■ Excerpted data ■
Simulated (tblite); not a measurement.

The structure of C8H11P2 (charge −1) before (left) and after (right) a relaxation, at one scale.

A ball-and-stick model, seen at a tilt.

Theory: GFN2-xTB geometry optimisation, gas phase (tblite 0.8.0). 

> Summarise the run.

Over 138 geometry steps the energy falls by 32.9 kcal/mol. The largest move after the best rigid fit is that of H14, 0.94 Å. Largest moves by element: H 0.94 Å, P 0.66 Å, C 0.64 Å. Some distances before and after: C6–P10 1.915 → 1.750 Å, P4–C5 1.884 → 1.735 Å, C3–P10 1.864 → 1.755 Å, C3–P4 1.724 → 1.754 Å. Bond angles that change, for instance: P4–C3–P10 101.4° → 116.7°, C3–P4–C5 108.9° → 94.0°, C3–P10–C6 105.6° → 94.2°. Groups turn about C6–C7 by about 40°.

■ Work task ■
Exactly as they stand above, repeat all the records.

■ Task output ■
Simulated (tblite); not a measurement.

The structure of C8H11P2 (charge −1) before (left) and after (right) a relaxation, at one scale.

A ball-and-stick model, seen at a tilt.

Theory: GFN2-xTB geometry optimisation, gas phase (tblite 0.8.0). 

> Summarise the run.

Over 138 geometry steps the energy falls by 32.9 kcal/mol. The largest move after the best rigid fit is that of H14, 0.94 Å. Largest moves by element: H 0.94 Å, P 0.66 Å, C 0.64 Å. Some distances before and after: C6–P10 1.915 → 1.750 Å, P4–C5 1.884 → 1.735 Å, C3–P10 1.864 → 1.755 Å, C3–P4 1.724 → 1.754 Å. Bond angles that change, for instance: P4–C3–P10 101.4° → 116.7°, C3–P4–C5 108.9° → 94.0°, C3–P10–C6 105.6° → 94.2°. Groups turn about C6–C7 by about 40°.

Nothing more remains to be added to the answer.